=== Begin Enclosure ===
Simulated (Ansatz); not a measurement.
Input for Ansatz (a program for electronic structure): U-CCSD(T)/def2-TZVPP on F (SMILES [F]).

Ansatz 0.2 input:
=== End Enclosure ===

• Work item:
Return the entries above in full and exactly as written.

• Task solution:
Simulated (Ansatz); not a measurement.
Input for Ansatz (a program for electronic structure): U-CCSD(T)/def2-TZVPP on F (SMILES [F]).

Ansatz 0.2 input:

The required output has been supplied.